Assignment: The data below calls for an exact copy.

[Information given]
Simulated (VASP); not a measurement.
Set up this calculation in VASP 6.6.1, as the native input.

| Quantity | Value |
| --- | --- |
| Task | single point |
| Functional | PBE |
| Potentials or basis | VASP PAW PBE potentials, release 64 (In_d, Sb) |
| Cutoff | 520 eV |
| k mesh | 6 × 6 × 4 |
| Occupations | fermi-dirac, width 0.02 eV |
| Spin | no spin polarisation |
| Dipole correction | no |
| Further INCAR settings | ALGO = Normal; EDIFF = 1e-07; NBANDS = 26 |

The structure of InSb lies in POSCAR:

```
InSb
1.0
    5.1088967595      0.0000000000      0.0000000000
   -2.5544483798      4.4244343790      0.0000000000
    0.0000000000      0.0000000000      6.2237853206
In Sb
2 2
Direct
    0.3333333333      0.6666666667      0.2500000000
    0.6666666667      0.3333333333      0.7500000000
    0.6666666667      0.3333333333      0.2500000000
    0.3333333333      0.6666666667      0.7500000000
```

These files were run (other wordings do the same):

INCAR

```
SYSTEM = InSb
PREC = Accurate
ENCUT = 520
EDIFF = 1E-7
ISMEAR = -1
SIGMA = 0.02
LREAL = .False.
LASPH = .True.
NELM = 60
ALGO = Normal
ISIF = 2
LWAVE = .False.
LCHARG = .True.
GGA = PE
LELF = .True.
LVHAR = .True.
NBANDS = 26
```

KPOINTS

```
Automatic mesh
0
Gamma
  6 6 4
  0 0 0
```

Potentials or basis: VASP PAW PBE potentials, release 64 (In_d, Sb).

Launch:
[/Information given]

Exercise answer:
Simulated (VASP); not a measurement.
Set up this calculation in VASP 6.6.1, as the native input.

| Quantity | Value |
| --- | --- |
| Task | single point |
| Functional | PBE |
| Potentials or basis | VASP PAW PBE potentials, release 64 (In_d, Sb) |
| Cutoff | 520 eV |
| k mesh | 6 × 6 × 4 |
| Occupations | fermi-dirac, width 0.02 eV |
| Spin | no spin polarisation |
| Dipole correction | no |
| Further INCAR settings | ALGO = Normal; EDIFF = 1e-07; NBANDS = 26 |

The structure of InSb lies in POSCAR:

```
InSb
1.0
    5.1088967595      0.0000000000      0.0000000000
   -2.5544483798      4.4244343790      0.0000000000
    0.0000000000      0.0000000000      6.2237853206
In Sb
2 2
Direct
    0.3333333333      0.6666666667      0.2500000000
    0.6666666667      0.3333333333      0.7500000000
    0.6666666667      0.3333333333      0.2500000000
    0.3333333333      0.6666666667      0.7500000000
```

These files were run (other wordings do the same):

INCAR

```
SYSTEM = InSb
PREC = Accurate
ENCUT = 520
EDIFF = 1E-7
ISMEAR = -1
SIGMA = 0.02
LREAL = .False.
LASPH = .True.
NELM = 60
ALGO = Normal
ISIF = 2
LWAVE = .False.
LCHARG = .True.
GGA = PE
LELF = .True.
LVHAR = .True.
NBANDS = 26
```

KPOINTS

```
Automatic mesh
0
Gamma
  6 6 4
  0 0 0
```

Potentials or basis: VASP PAW PBE potentials, release 64 (In_d, Sb).

Launch:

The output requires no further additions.